▶ _Work task_
Repeat the full listing, word for word.

******

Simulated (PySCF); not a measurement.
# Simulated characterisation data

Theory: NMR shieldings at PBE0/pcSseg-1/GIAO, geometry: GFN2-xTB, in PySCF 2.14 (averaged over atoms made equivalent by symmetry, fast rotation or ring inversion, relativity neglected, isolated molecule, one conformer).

******

▶ _Answer area_
Simulated (PySCF); not a measurement.
# Simulated characterisation data

Theory: NMR shieldings at PBE0/pcSseg-1/GIAO, geometry: GFN2-xTB, in PySCF 2.14 (averaged over atoms made equivalent by symmetry, fast rotation or ring inversion, relativity neglected, isolated molecule, one conformer).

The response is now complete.